> **Material supplied**:
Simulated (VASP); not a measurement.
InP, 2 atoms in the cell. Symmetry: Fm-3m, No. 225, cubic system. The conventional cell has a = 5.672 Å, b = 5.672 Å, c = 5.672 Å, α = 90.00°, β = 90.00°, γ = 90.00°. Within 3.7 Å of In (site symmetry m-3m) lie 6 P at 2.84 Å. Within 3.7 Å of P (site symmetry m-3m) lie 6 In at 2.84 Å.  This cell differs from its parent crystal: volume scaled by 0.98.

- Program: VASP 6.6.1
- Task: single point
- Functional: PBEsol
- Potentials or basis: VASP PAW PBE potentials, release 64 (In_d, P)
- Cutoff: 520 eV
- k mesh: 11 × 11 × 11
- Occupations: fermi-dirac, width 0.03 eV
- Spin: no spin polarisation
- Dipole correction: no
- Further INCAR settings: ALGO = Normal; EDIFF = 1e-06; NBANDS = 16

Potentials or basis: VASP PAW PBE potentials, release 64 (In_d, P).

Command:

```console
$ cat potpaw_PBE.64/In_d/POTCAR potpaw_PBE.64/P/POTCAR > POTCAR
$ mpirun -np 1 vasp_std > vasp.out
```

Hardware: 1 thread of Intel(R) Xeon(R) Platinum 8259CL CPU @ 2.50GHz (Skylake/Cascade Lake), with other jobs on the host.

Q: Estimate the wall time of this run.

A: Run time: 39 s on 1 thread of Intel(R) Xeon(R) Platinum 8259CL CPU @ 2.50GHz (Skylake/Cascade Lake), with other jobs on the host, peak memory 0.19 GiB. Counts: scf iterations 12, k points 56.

> **Action item**: Above are the records. Copy the lines beginning at the one that has "64 (In_d, P)." and ending with the one that has "Q: Estimate the wall time of this run.", unchanged.

> **Reply**:
Potentials or basis: VASP PAW PBE potentials, release 64 (In_d, P).

Command:

```console
$ cat potpaw_PBE.64/In_d/POTCAR potpaw_PBE.64/P/POTCAR > POTCAR
$ mpirun -np 1 vasp_std > vasp.out
```

Hardware: 1 thread of Intel(R) Xeon(R) Platinum 8259CL CPU @ 2.50GHz (Skylake/Cascade Lake), with other jobs on the host.

Q: Estimate the wall time of this run.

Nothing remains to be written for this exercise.